> _ASSIGNED TASK_: Make an exact copy of the records below. Include every line.

> _SOURCE INFORMATION_:
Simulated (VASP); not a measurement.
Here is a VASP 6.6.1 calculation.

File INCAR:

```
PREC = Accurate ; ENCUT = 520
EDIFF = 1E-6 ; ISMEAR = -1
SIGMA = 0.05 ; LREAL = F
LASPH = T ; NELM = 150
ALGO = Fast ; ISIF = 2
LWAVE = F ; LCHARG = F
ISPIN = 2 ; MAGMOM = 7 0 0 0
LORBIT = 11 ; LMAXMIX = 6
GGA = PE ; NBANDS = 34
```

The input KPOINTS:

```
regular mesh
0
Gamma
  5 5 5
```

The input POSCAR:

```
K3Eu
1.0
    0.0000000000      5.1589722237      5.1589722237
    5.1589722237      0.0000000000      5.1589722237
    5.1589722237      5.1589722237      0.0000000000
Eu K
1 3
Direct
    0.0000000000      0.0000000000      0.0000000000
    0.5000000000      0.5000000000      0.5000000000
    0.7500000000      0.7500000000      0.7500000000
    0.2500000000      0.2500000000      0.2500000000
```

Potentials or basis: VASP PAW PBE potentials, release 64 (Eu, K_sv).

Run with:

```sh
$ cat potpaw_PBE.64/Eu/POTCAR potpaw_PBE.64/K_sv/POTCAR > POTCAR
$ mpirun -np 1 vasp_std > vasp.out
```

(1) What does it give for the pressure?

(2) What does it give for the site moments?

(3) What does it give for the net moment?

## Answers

> _YOUR RESPONSE_:
Simulated (VASP); not a measurement.
Here is a VASP 6.6.1 calculation.

File INCAR:

```
PREC = Accurate ; ENCUT = 520
EDIFF = 1E-6 ; ISMEAR = -1
SIGMA = 0.05 ; LREAL = F
LASPH = T ; NELM = 150
ALGO = Fast ; ISIF = 2
LWAVE = F ; LCHARG = F
ISPIN = 2 ; MAGMOM = 7 0 0 0
LORBIT = 11 ; LMAXMIX = 6
GGA = PE ; NBANDS = 34
```

The input KPOINTS:

```
regular mesh
0
Gamma
  5 5 5
```

The input POSCAR:

```
K3Eu
1.0
    0.0000000000      5.1589722237      5.1589722237
    5.1589722237      0.0000000000      5.1589722237
    5.1589722237      5.1589722237      0.0000000000
Eu K
1 3
Direct
    0.0000000000      0.0000000000      0.0000000000
    0.5000000000      0.5000000000      0.5000000000
    0.7500000000      0.7500000000      0.7500000000
    0.2500000000      0.2500000000      0.2500000000
```

Potentials or basis: VASP PAW PBE potentials, release 64 (Eu, K_sv).

Run with:

```sh
$ cat potpaw_PBE.64/Eu/POTCAR potpaw_PBE.64/K_sv/POTCAR > POTCAR
$ mpirun -np 1 vasp_std > vasp.out
```

(1) What does it give for the pressure?

(2) What does it give for the site moments?

(3) What does it give for the net moment?

## Answers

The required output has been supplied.